********

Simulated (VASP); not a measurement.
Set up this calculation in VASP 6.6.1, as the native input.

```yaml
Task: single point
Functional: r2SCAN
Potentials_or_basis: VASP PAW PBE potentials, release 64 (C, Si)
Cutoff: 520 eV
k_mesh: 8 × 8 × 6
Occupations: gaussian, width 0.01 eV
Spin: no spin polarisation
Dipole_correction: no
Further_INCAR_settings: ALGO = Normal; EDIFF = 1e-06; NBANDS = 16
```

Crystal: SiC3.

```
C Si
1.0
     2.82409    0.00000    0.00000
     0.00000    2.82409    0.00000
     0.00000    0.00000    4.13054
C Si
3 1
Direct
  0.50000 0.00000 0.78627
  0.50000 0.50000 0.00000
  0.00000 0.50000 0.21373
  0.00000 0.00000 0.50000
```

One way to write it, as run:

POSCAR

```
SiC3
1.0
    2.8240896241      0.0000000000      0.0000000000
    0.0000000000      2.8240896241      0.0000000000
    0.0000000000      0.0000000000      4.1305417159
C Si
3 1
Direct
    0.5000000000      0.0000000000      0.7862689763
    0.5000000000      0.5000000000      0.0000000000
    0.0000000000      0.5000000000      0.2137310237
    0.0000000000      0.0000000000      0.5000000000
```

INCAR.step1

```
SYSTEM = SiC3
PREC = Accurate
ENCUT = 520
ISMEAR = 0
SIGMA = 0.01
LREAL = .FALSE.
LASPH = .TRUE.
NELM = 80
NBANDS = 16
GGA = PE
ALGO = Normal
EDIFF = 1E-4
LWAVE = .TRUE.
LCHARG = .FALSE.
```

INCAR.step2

********

Required action
Above are the entries; repeat their lines exactly, from the first through the one that contains "Crystal: SiC3.".

Reply
Simulated (VASP); not a measurement.
Set up this calculation in VASP 6.6.1, as the native input.

```yaml
Task: single point
Functional: r2SCAN
Potentials_or_basis: VASP PAW PBE potentials, release 64 (C, Si)
Cutoff: 520 eV
k_mesh: 8 × 8 × 6
Occupations: gaussian, width 0.01 eV
Spin: no spin polarisation
Dipole_correction: no
Further_INCAR_settings: ALGO = Normal; EDIFF = 1e-06; NBANDS = 16
```

Crystal: SiC3.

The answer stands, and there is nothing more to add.